BEGIN DATASET CONTENT

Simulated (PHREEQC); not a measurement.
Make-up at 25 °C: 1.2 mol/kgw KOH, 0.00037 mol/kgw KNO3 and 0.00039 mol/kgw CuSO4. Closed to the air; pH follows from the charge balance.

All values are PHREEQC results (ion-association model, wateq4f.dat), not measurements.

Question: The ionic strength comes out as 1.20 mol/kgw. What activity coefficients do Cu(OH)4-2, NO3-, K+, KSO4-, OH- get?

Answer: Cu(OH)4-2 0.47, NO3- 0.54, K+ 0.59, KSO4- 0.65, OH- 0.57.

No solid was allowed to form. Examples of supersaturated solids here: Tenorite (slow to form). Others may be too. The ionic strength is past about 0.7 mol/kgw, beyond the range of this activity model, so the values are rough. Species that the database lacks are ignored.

END DATASET CONTENT

**BRIEF:**
Return nothing but the lines from the first line of the listing through the line with "Answer: Cu(OH)4-2 0.47, NO3- 0.54, K+", please, keeping every one of them unchanged.

**TASK SOLUTION:**
Simulated (PHREEQC); not a measurement.
Make-up at 25 °C: 1.2 mol/kgw KOH, 0.00037 mol/kgw KNO3 and 0.00039 mol/kgw CuSO4. Closed to the air; pH follows from the charge balance.

All values are PHREEQC results (ion-association model, wateq4f.dat), not measurements.

Question: The ionic strength comes out as 1.20 mol/kgw. What activity coefficients do Cu(OH)4-2, NO3-, K+, KSO4-, OH- get?

Answer: Cu(OH)4-2 0.47, NO3- 0.54, K+ 0.59, KSO4- 0.65, OH- 0.57.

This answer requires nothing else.